◇ ◇ ◇ ◇ ◇ ◇ ◇

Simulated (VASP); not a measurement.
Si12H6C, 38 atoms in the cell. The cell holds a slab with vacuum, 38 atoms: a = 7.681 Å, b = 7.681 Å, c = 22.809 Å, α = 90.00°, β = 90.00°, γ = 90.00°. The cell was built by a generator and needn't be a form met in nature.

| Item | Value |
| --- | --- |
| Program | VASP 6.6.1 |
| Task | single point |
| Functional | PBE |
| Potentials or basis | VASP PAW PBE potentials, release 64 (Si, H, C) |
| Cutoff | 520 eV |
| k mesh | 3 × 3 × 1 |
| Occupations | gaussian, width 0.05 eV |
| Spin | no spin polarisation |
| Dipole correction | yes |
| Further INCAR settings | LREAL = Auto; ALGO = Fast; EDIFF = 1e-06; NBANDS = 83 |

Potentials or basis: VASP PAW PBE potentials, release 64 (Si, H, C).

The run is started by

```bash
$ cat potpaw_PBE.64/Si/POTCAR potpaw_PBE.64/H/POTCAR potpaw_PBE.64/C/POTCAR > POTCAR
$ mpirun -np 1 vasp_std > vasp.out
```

◇ ◇ ◇ ◇ ◇ ◇ ◇

▶ [BRIEF]: Output all of the data exactly as given.

▶ [RESPONSE BOX]:
Simulated (VASP); not a measurement.
Si12H6C, 38 atoms in the cell. The cell holds a slab with vacuum, 38 atoms: a = 7.681 Å, b = 7.681 Å, c = 22.809 Å, α = 90.00°, β = 90.00°, γ = 90.00°. The cell was built by a generator and needn't be a form met in nature.

| Item | Value |
| --- | --- |
| Program | VASP 6.6.1 |
| Task | single point |
| Functional | PBE |
| Potentials or basis | VASP PAW PBE potentials, release 64 (Si, H, C) |
| Cutoff | 520 eV |
| k mesh | 3 × 3 × 1 |
| Occupations | gaussian, width 0.05 eV |
| Spin | no spin polarisation |
| Dipole correction | yes |
| Further INCAR settings | LREAL = Auto; ALGO = Fast; EDIFF = 1e-06; NBANDS = 83 |

Potentials or basis: VASP PAW PBE potentials, release 64 (Si, H, C).

The run is started by

```bash
$ cat potpaw_PBE.64/Si/POTCAR potpaw_PBE.64/H/POTCAR potpaw_PBE.64/C/POTCAR > POTCAR
$ mpirun -np 1 vasp_std > vasp.out
```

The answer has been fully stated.